Required action
Below are records; repeat them all exactly.

^^^^^^^^

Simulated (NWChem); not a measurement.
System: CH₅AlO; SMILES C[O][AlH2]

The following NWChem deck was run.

^^^^^^^^

Task solution
Simulated (NWChem); not a measurement.
System: CH₅AlO; SMILES C[O][AlH2]

The following NWChem deck was run.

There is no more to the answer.